[Work item] The answer must consist of the records below, repeated exactly.

- - - - -

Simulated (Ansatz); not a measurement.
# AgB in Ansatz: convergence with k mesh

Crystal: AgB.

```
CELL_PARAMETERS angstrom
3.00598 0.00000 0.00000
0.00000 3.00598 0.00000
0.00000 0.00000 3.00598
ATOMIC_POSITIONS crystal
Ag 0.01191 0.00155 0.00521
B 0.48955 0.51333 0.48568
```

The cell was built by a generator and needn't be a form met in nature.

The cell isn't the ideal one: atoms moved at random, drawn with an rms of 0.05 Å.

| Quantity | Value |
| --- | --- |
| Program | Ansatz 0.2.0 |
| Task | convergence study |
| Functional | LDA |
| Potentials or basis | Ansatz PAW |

- - - - -

[Task result]
Simulated (Ansatz); not a measurement.
# AgB in Ansatz: convergence with k mesh

Crystal: AgB.

```
CELL_PARAMETERS angstrom
3.00598 0.00000 0.00000
0.00000 3.00598 0.00000
0.00000 0.00000 3.00598
ATOMIC_POSITIONS crystal
Ag 0.01191 0.00155 0.00521
B 0.48955 0.51333 0.48568
```

The cell was built by a generator and needn't be a form met in nature.

The cell isn't the ideal one: atoms moved at random, drawn with an rms of 0.05 Å.

| Quantity | Value |
| --- | --- |
| Program | Ansatz 0.2.0 |
| Task | convergence study |
| Functional | LDA |
| Potentials or basis | Ansatz PAW |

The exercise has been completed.